Information given:
************

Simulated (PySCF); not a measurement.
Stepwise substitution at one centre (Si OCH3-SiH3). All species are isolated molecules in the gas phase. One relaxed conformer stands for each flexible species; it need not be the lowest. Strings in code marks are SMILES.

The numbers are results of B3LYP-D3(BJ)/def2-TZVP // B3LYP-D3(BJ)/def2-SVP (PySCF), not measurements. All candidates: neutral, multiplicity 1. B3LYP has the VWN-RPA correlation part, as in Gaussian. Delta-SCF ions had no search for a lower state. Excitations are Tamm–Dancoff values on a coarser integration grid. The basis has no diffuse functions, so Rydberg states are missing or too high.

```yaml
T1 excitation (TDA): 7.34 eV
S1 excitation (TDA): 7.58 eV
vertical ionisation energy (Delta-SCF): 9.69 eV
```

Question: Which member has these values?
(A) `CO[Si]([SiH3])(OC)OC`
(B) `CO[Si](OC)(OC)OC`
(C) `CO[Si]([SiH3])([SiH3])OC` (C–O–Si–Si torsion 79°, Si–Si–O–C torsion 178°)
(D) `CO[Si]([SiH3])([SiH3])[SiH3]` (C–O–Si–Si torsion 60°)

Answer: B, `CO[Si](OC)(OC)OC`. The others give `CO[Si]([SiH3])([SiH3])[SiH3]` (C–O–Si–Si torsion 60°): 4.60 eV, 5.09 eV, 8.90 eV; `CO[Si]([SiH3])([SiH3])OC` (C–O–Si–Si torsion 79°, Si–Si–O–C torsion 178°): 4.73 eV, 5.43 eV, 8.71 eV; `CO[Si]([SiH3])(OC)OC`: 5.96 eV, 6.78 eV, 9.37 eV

************

Action item: Having output the line that contains "Stepwise substitution at", stop. Every line before it, back to the first line of the data, must be reproduced exactly.

Exercise result:
Simulated (PySCF); not a measurement.
Stepwise substitution at one centre (Si OCH3-SiH3). All species are isolated molecules in the gas phase. One relaxed conformer stands for each flexible species; it need not be the lowest. Strings in code marks are SMILES.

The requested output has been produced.